> **EXERCISE**:
Starting with the first line of the data that follows, transcribe every line verbatim until the line containing "12.39 Å^3/atom |" has been transcribed.

◇ ◇ ◇ ◇

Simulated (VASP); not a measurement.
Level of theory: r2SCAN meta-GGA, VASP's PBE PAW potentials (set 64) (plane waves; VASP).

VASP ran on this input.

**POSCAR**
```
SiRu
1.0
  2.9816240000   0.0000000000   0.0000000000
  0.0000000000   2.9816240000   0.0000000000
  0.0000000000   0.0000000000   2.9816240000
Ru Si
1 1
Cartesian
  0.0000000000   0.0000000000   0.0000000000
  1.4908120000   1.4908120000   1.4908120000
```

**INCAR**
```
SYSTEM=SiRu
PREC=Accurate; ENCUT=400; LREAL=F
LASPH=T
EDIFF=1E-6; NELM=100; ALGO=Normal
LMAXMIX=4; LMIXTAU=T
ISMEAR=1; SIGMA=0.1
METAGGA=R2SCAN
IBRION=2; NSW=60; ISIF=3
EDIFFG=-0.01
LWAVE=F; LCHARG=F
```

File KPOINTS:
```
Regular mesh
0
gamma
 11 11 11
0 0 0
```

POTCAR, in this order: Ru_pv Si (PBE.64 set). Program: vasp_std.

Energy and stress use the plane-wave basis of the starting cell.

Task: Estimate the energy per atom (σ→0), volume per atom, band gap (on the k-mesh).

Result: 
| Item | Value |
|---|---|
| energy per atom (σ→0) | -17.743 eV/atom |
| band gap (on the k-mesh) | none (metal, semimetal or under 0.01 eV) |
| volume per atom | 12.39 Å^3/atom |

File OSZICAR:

◇ ◇ ◇ ◇

> **EXERCISE RESPONSE**:
Simulated (VASP); not a measurement.
Level of theory: r2SCAN meta-GGA, VASP's PBE PAW potentials (set 64) (plane waves; VASP).

VASP ran on this input.

**POSCAR**
```
SiRu
1.0
  2.9816240000   0.0000000000   0.0000000000
  0.0000000000   2.9816240000   0.0000000000
  0.0000000000   0.0000000000   2.9816240000
Ru Si
1 1
Cartesian
  0.0000000000   0.0000000000   0.0000000000
  1.4908120000   1.4908120000   1.4908120000
```

**INCAR**
```
SYSTEM=SiRu
PREC=Accurate; ENCUT=400; LREAL=F
LASPH=T
EDIFF=1E-6; NELM=100; ALGO=Normal
LMAXMIX=4; LMIXTAU=T
ISMEAR=1; SIGMA=0.1
METAGGA=R2SCAN
IBRION=2; NSW=60; ISIF=3
EDIFFG=-0.01
LWAVE=F; LCHARG=F
```

File KPOINTS:
```
Regular mesh
0
gamma
 11 11 11
0 0 0
```

POTCAR, in this order: Ru_pv Si (PBE.64 set). Program: vasp_std.

Energy and stress use the plane-wave basis of the starting cell.

Task: Estimate the energy per atom (σ→0), volume per atom, band gap (on the k-mesh).

Result: 
| Item | Value |
|---|---|
| energy per atom (σ→0) | -17.743 eV/atom |
| band gap (on the k-mesh) | none (metal, semimetal or under 0.01 eV) |
| volume per atom | 12.39 Å^3/atom |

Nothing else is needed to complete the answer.